§ **Task item**
Return the lines below exactly, from the first one through the line that has "For r2SCAN, limits". Leave out everything after it.

################

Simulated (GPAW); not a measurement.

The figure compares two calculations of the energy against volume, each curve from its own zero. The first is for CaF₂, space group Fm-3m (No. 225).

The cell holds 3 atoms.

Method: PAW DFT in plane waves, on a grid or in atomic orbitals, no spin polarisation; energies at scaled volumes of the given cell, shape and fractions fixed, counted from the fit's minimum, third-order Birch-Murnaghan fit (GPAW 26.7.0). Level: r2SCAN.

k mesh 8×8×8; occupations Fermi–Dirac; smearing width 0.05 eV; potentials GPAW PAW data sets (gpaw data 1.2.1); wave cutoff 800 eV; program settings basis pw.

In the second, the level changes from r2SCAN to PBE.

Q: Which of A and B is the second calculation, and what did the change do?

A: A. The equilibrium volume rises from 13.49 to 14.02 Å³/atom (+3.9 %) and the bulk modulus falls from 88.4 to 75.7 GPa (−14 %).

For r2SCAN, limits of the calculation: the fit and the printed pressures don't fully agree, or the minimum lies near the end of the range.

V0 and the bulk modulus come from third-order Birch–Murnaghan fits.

################

§ **Expected answer**
Simulated (GPAW); not a measurement.

The figure compares two calculations of the energy against volume, each curve from its own zero. The first is for CaF₂, space group Fm-3m (No. 225).

The cell holds 3 atoms.

Method: PAW DFT in plane waves, on a grid or in atomic orbitals, no spin polarisation; energies at scaled volumes of the given cell, shape and fractions fixed, counted from the fit's minimum, third-order Birch-Murnaghan fit (GPAW 26.7.0). Level: r2SCAN.

k mesh 8×8×8; occupations Fermi–Dirac; smearing width 0.05 eV; potentials GPAW PAW data sets (gpaw data 1.2.1); wave cutoff 800 eV; program settings basis pw.

In the second, the level changes from r2SCAN to PBE.

Q: Which of A and B is the second calculation, and what did the change do?

A: A. The equilibrium volume rises from 13.49 to 14.02 Å³/atom (+3.9 %) and the bulk modulus falls from 88.4 to 75.7 GPa (−14 %).

For r2SCAN, limits of the calculation: the fit and the printed pressures don't fully agree, or the minimum lies near the end of the range.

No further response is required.